Material supplied =
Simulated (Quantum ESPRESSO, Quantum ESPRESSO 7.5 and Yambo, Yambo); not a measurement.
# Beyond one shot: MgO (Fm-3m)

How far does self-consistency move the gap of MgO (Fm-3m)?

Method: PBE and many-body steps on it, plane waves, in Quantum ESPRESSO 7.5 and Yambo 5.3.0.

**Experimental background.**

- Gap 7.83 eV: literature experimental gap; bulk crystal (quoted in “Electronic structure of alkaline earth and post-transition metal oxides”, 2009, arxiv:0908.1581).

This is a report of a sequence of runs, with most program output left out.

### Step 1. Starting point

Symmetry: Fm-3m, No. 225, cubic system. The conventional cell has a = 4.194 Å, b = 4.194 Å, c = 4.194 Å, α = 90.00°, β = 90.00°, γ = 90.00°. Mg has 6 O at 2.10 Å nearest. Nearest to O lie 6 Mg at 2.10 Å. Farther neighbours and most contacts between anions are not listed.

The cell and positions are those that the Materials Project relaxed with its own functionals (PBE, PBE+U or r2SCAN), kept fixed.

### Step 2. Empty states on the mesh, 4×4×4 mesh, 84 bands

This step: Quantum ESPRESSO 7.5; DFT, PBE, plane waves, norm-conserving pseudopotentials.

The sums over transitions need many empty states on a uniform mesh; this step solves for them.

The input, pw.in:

Activity = Of the lines above, output exactly those from the line bearing "The cell and" through the line bearing "This step: Quantum", inclusive.

Task result =
The cell and positions are those that the Materials Project relaxed with its own functionals (PBE, PBE+U or r2SCAN), kept fixed.

### Step 2. Empty states on the mesh, 4×4×4 mesh, 84 bands

This step: Quantum ESPRESSO 7.5; DFT, PBE, plane waves, norm-conserving pseudopotentials.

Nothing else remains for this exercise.